## Activity
Start with the first line of the material. Repeat each line exactly through the one that contains "A: B, biaxial".

## Data to examine
──────────

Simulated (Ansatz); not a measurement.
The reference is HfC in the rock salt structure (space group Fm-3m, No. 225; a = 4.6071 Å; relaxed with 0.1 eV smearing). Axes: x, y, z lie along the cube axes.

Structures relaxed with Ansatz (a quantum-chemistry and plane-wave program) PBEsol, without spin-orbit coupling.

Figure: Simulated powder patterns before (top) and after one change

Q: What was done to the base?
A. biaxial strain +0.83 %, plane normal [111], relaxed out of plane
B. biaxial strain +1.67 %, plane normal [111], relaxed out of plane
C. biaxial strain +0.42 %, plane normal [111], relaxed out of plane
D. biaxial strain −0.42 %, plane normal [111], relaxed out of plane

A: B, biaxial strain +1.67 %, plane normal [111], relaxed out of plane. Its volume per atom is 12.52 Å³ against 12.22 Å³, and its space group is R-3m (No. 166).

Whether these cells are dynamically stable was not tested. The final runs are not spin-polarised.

──────────

## Solution
Simulated (Ansatz); not a measurement.
The reference is HfC in the rock salt structure (space group Fm-3m, No. 225; a = 4.6071 Å; relaxed with 0.1 eV smearing). Axes: x, y, z lie along the cube axes.

Structures relaxed with Ansatz (a quantum-chemistry and plane-wave program) PBEsol, without spin-orbit coupling.

Figure: Simulated powder patterns before (top) and after one change

Q: What was done to the base?
A. biaxial strain +0.83 %, plane normal [111], relaxed out of plane
B. biaxial strain +1.67 %, plane normal [111], relaxed out of plane
C. biaxial strain +0.42 %, plane normal [111], relaxed out of plane
D. biaxial strain −0.42 %, plane normal [111], relaxed out of plane

A: B, biaxial strain +1.67 %, plane normal [111], relaxed out of plane. Its volume per atom is 12.52 Å³ against 12.22 Å³, and its space group is R-3m (No. 166).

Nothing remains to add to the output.